- **WORK TASK**: Reproduce the records below exactly, but only between the lines holding "no spin polarisation" and "6.58 | 6.58 |", inclusive.

┌─ INFORMATION PROVIDED

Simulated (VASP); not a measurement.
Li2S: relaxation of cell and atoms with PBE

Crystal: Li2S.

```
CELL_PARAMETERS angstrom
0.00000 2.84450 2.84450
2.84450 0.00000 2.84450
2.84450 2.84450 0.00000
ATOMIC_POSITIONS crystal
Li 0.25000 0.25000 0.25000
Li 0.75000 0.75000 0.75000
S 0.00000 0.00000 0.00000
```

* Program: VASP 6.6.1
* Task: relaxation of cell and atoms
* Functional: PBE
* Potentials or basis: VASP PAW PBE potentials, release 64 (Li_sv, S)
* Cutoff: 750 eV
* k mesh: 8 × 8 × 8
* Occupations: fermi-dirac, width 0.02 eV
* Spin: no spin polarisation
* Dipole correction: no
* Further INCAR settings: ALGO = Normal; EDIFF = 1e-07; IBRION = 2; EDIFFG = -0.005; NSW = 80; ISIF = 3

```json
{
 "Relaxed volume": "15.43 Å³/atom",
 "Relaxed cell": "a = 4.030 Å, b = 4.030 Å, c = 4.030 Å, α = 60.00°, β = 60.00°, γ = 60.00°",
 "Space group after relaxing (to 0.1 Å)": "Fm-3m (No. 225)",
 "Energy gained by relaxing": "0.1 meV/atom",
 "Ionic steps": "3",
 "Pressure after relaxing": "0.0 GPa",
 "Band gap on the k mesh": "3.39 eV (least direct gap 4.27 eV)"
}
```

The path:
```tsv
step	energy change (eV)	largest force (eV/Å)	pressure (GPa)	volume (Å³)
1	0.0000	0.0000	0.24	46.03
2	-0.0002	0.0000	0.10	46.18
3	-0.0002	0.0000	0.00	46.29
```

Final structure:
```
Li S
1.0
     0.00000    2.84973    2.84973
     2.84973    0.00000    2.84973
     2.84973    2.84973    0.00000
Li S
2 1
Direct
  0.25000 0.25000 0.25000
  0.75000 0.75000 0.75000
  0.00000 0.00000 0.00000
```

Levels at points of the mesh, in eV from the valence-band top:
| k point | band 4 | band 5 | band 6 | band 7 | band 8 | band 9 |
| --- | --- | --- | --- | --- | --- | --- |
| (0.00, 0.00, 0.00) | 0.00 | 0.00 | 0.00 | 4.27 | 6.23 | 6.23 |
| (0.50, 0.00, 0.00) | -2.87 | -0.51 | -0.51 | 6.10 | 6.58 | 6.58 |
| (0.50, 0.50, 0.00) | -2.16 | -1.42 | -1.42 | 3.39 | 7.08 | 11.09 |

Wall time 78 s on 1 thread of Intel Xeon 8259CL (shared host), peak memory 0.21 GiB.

└─

- **WRITTEN RESPONSE**:
* Spin: no spin polarisation
* Dipole correction: no
* Further INCAR settings: ALGO = Normal; EDIFF = 1e-07; IBRION = 2; EDIFFG = -0.005; NSW = 80; ISIF = 3

```json
{
 "Relaxed volume": "15.43 Å³/atom",
 "Relaxed cell": "a = 4.030 Å, b = 4.030 Å, c = 4.030 Å, α = 60.00°, β = 60.00°, γ = 60.00°",
 "Space group after relaxing (to 0.1 Å)": "Fm-3m (No. 225)",
 "Energy gained by relaxing": "0.1 meV/atom",
 "Ionic steps": "3",
 "Pressure after relaxing": "0.0 GPa",
 "Band gap on the k mesh": "3.39 eV (least direct gap 4.27 eV)"
}
```

The path:
```tsv
step	energy change (eV)	largest force (eV/Å)	pressure (GPa)	volume (Å³)
1	0.0000	0.0000	0.24	46.03
2	-0.0002	0.0000	0.10	46.18
3	-0.0002	0.0000	0.00	46.29
```

Final structure:
```
Li S
1.0
     0.00000    2.84973    2.84973
     2.84973    0.00000    2.84973
     2.84973    2.84973    0.00000
Li S
2 1
Direct
  0.25000 0.25000 0.25000
  0.75000 0.75000 0.75000
  0.00000 0.00000 0.00000
```

Levels at points of the mesh, in eV from the valence-band top:
| k point | band 4 | band 5 | band 6 | band 7 | band 8 | band 9 |
| --- | --- | --- | --- | --- | --- | --- |
| (0.00, 0.00, 0.00) | 0.00 | 0.00 | 0.00 | 4.27 | 6.23 | 6.23 |
| (0.50, 0.00, 0.00) | -2.87 | -0.51 | -0.51 | 6.10 | 6.58 | 6.58 |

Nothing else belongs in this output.